### Source data
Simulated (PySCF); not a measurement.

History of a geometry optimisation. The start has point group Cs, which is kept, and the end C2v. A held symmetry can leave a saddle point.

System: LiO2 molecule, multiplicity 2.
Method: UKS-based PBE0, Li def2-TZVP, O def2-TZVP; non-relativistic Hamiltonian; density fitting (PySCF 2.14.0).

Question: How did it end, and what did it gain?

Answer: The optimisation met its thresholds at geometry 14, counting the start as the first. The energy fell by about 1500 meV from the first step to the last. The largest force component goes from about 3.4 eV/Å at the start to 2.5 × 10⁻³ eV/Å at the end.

### Exercise
Set down exactly the lines that begin the records and continue through the line bearing "Question: How did"; include both ends.

### Task response
Simulated (PySCF); not a measurement.

History of a geometry optimisation. The start has point group Cs, which is kept, and the end C2v. A held symmetry can leave a saddle point.

System: LiO2 molecule, multiplicity 2.
Method: UKS-based PBE0, Li def2-TZVP, O def2-TZVP; non-relativistic Hamiltonian; density fitting (PySCF 2.14.0).

Question: How did it end, and what did it gain?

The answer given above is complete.